#### Record extracts

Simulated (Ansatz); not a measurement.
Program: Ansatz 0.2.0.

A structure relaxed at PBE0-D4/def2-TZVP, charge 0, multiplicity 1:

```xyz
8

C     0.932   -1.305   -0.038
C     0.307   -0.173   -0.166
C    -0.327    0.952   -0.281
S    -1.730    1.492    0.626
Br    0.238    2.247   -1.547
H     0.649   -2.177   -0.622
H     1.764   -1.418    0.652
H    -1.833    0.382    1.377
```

########

# Activity:
Set all of the entries down again, exactly as they were given.

# Exercise answer:
Simulated (Ansatz); not a measurement.
Program: Ansatz 0.2.0.

A structure relaxed at PBE0-D4/def2-TZVP, charge 0, multiplicity 1:

```xyz
8

C     0.932   -1.305   -0.038
C     0.307   -0.173   -0.166
C    -0.327    0.952   -0.281
S    -1.730    1.492    0.626
Br    0.238    2.247   -1.547
H     0.649   -2.177   -0.622
H     1.764   -1.418    0.652
H    -1.833    0.382    1.377
```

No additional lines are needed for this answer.